Word for word, give the listing below again.

Record excerpts
★ ★ ★ ★

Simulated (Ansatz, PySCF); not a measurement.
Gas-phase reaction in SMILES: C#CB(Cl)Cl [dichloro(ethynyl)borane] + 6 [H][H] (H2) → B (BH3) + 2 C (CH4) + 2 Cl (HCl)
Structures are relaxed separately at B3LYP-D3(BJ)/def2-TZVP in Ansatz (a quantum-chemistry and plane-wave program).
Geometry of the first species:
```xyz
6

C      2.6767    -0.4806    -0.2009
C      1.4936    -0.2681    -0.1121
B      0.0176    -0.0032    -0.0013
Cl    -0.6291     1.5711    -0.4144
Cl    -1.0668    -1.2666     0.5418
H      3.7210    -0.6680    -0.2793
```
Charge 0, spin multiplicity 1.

★ ★ ★ ★

Task output
Simulated (Ansatz, PySCF); not a measurement.
Gas-phase reaction in SMILES: C#CB(Cl)Cl [dichloro(ethynyl)borane] + 6 [H][H] (H2) → B (BH3) + 2 C (CH4) + 2 Cl (HCl)
Structures are relaxed separately at B3LYP-D3(BJ)/def2-TZVP in Ansatz (a quantum-chemistry and plane-wave program).
Geometry of the first species:
```xyz
6

C      2.6767    -0.4806    -0.2009
C      1.4936    -0.2681    -0.1121
B      0.0176    -0.0032    -0.0013
Cl    -0.6291     1.5711    -0.4144
Cl    -1.0668    -1.2666     0.5418
H      3.7210    -0.6680    -0.2793
```
Charge 0, spin multiplicity 1.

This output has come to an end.